## Information supplied
Start of Block
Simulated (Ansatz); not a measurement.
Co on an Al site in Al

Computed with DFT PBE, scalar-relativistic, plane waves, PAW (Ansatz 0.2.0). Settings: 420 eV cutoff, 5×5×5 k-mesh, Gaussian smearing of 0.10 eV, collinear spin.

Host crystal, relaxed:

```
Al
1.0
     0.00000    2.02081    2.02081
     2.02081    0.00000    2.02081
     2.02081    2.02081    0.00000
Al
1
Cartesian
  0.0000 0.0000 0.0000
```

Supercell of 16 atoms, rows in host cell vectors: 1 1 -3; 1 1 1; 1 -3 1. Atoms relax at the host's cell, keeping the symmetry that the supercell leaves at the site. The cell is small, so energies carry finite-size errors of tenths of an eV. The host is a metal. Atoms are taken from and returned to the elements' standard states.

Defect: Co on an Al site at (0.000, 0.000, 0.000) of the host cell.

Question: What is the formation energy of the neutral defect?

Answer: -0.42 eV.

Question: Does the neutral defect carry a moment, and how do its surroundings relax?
End of Block

## Assignment
In restating the data, begin at its first line, reproduce each line word for word, and conclude with the line that contains "Answer: -0.42 eV.".

## Answer section
Simulated (Ansatz); not a measurement.
Co on an Al site in Al

Computed with DFT PBE, scalar-relativistic, plane waves, PAW (Ansatz 0.2.0). Settings: 420 eV cutoff, 5×5×5 k-mesh, Gaussian smearing of 0.10 eV, collinear spin.

Host crystal, relaxed:

```
Al
1.0
     0.00000    2.02081    2.02081
     2.02081    0.00000    2.02081
     2.02081    2.02081    0.00000
Al
1
Cartesian
  0.0000 0.0000 0.0000
```

Supercell of 16 atoms, rows in host cell vectors: 1 1 -3; 1 1 1; 1 -3 1. Atoms relax at the host's cell, keeping the symmetry that the supercell leaves at the site. The cell is small, so energies carry finite-size errors of tenths of an eV. The host is a metal. Atoms are taken from and returned to the elements' standard states.

Defect: Co on an Al site at (0.000, 0.000, 0.000) of the host cell.

Question: What is the formation energy of the neutral defect?

Answer: -0.42 eV.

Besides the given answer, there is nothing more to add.